**Requirement:** Restate word for word the lines of the data below, from the first through the one that has "(4) P-6m2 (No. 187).".

(Record set begins)
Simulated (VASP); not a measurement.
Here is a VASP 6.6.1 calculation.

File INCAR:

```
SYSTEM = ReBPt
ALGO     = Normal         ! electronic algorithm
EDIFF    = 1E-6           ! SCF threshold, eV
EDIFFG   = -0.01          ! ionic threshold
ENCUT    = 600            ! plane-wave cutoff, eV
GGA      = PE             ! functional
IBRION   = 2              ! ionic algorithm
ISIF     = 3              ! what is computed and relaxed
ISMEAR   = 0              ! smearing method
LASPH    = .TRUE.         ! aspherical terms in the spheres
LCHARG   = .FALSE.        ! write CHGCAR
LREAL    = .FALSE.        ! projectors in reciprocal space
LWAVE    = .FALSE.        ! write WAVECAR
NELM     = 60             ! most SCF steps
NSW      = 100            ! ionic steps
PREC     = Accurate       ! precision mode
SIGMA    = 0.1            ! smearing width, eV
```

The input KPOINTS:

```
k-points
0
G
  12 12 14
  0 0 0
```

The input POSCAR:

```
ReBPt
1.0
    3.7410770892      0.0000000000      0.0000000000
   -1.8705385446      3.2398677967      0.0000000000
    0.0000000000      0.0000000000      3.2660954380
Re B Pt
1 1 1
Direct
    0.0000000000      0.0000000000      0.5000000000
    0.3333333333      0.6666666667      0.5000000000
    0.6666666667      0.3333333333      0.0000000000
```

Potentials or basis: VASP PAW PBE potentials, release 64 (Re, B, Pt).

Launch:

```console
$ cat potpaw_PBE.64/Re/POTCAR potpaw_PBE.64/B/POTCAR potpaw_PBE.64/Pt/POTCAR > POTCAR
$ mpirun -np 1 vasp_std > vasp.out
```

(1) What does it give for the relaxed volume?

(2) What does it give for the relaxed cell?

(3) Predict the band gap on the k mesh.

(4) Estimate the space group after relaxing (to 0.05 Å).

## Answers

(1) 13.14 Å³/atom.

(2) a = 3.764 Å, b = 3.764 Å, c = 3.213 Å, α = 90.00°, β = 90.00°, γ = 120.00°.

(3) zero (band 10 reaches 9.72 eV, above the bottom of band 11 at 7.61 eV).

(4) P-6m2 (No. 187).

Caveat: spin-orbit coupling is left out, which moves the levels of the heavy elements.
(Record set ends)

**Expected answer:**
Simulated (VASP); not a measurement.
Here is a VASP 6.6.1 calculation.

File INCAR:

```
SYSTEM = ReBPt
ALGO     = Normal         ! electronic algorithm
EDIFF    = 1E-6           ! SCF threshold, eV
EDIFFG   = -0.01          ! ionic threshold
ENCUT    = 600            ! plane-wave cutoff, eV
GGA      = PE             ! functional
IBRION   = 2              ! ionic algorithm
ISIF     = 3              ! what is computed and relaxed
ISMEAR   = 0              ! smearing method
LASPH    = .TRUE.         ! aspherical terms in the spheres
LCHARG   = .FALSE.        ! write CHGCAR
LREAL    = .FALSE.        ! projectors in reciprocal space
LWAVE    = .FALSE.        ! write WAVECAR
NELM     = 60             ! most SCF steps
NSW      = 100            ! ionic steps
PREC     = Accurate       ! precision mode
SIGMA    = 0.1            ! smearing width, eV
```

The input KPOINTS:

```
k-points
0
G
  12 12 14
  0 0 0
```

The input POSCAR:

```
ReBPt
1.0
    3.7410770892      0.0000000000      0.0000000000
   -1.8705385446      3.2398677967      0.0000000000
    0.0000000000      0.0000000000      3.2660954380
Re B Pt
1 1 1
Direct
    0.0000000000      0.0000000000      0.5000000000
    0.3333333333      0.6666666667      0.5000000000
    0.6666666667      0.3333333333      0.0000000000
```

Potentials or basis: VASP PAW PBE potentials, release 64 (Re, B, Pt).

Launch:

```console
$ cat potpaw_PBE.64/Re/POTCAR potpaw_PBE.64/B/POTCAR potpaw_PBE.64/Pt/POTCAR > POTCAR
$ mpirun -np 1 vasp_std > vasp.out
```

(1) What does it give for the relaxed volume?

(2) What does it give for the relaxed cell?

(3) Predict the band gap on the k mesh.

(4) Estimate the space group after relaxing (to 0.05 Å).

## Answers

(1) 13.14 Å³/atom.

(2) a = 3.764 Å, b = 3.764 Å, c = 3.213 Å, α = 90.00°, β = 90.00°, γ = 120.00°.

(3) zero (band 10 reaches 9.72 eV, above the bottom of band 11 at 7.61 eV).

(4) P-6m2 (No. 187).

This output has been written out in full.